++++ Data extract
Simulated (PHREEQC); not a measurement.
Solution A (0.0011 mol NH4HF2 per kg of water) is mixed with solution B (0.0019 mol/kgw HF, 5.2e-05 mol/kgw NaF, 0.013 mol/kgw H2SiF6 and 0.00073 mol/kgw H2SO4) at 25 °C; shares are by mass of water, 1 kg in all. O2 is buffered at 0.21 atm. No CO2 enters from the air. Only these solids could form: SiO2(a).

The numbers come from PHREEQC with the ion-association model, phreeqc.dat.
++++++++

▶ [Work instruction]
The records above need to be written out again. Keep them exact.

▶ [Exercise answer]
Simulated (PHREEQC); not a measurement.
Solution A (0.0011 mol NH4HF2 per kg of water) is mixed with solution B (0.0019 mol/kgw HF, 5.2e-05 mol/kgw NaF, 0.013 mol/kgw H2SiF6 and 0.00073 mol/kgw H2SO4) at 25 °C; shares are by mass of water, 1 kg in all. O2 is buffered at 0.21 atm. No CO2 enters from the air. Only these solids could form: SiO2(a).

The numbers come from PHREEQC with the ion-association model, phreeqc.dat.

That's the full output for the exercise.